THE DATA:
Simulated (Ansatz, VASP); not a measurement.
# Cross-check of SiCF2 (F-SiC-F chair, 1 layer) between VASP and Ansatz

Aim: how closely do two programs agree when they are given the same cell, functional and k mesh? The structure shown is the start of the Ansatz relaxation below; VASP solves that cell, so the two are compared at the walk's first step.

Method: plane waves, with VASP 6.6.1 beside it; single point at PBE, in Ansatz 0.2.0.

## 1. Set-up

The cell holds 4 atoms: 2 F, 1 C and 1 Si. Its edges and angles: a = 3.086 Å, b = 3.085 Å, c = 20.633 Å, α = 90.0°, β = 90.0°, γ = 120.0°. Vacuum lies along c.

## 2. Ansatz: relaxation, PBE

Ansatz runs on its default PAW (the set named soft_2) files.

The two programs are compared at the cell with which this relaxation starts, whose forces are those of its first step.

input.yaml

REQUIRED ACTION: Restate verbatim all lines from the start of the data through the line containing "The two programs", with both ends kept.

ANSWER SPACE:
Simulated (Ansatz, VASP); not a measurement.
# Cross-check of SiCF2 (F-SiC-F chair, 1 layer) between VASP and Ansatz

Aim: how closely do two programs agree when they are given the same cell, functional and k mesh? The structure shown is the start of the Ansatz relaxation below; VASP solves that cell, so the two are compared at the walk's first step.

Method: plane waves, with VASP 6.6.1 beside it; single point at PBE, in Ansatz 0.2.0.

## 1. Set-up

The cell holds 4 atoms: 2 F, 1 C and 1 Si. Its edges and angles: a = 3.086 Å, b = 3.085 Å, c = 20.633 Å, α = 90.0°, β = 90.0°, γ = 120.0°. Vacuum lies along c.

## 2. Ansatz: relaxation, PBE

Ansatz runs on its default PAW (the set named soft_2) files.

The two programs are compared at the cell with which this relaxation starts, whose forces are those of its first step.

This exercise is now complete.